Work task: The entries below should be output exactly as written.

Record set:
════════

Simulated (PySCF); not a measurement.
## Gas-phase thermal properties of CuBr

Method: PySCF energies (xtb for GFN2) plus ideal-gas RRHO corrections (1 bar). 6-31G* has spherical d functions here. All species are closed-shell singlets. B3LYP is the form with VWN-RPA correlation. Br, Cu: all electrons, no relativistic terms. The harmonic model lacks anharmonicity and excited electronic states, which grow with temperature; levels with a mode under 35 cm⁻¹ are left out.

════════

Answer area:
Simulated (PySCF); not a measurement.
## Gas-phase thermal properties of CuBr

Method: PySCF energies (xtb for GFN2) plus ideal-gas RRHO corrections (1 bar). 6-31G* has spherical d functions here. All species are closed-shell singlets. B3LYP is the form with VWN-RPA correlation. Br, Cu: all electrons, no relativistic terms. The harmonic model lacks anharmonicity and excited electronic states, which grow with temperature; levels with a mode under 35 cm⁻¹ are left out.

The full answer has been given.